ACTION ITEM —
Repeat the material below exactly, line for line.

RECORD SET —
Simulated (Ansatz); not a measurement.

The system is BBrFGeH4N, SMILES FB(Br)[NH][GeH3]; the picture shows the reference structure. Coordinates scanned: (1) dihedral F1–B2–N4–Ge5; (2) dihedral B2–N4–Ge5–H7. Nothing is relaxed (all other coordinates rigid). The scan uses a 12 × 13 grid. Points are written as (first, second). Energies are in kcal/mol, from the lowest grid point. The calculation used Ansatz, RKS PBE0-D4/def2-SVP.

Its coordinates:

TASK RESULT —
Simulated (Ansatz); not a measurement.

The system is BBrFGeH4N, SMILES FB(Br)[NH][GeH3]; the picture shows the reference structure. Coordinates scanned: (1) dihedral F1–B2–N4–Ge5; (2) dihedral B2–N4–Ge5–H7. Nothing is relaxed (all other coordinates rigid). The scan uses a 12 × 13 grid. Points are written as (first, second). Energies are in kcal/mol, from the lowest grid point. The calculation used Ansatz, RKS PBE0-D4/def2-SVP.

Its coordinates:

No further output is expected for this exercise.